EXTRACTED ENTRIES:
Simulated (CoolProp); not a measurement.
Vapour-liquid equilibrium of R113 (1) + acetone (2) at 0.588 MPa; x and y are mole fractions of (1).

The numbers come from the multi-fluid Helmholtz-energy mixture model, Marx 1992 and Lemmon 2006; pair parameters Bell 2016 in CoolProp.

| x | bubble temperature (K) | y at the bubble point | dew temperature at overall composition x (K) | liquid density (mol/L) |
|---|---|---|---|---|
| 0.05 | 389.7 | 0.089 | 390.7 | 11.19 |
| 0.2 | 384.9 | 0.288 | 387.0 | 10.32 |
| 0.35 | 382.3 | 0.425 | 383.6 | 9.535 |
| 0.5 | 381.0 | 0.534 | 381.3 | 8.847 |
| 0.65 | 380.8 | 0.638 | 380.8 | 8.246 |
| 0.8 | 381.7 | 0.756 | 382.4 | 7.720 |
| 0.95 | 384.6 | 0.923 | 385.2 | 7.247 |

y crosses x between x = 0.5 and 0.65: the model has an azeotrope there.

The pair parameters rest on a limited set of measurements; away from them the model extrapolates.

WORK ORDER: Restate word for word the lines above, beginning at the first one and ending at the line that carries "The numbers come".

RESPONSE AREA:
Simulated (CoolProp); not a measurement.
Vapour-liquid equilibrium of R113 (1) + acetone (2) at 0.588 MPa; x and y are mole fractions of (1).

The numbers come from the multi-fluid Helmholtz-energy mixture model, Marx 1992 and Lemmon 2006; pair parameters Bell 2016 in CoolProp.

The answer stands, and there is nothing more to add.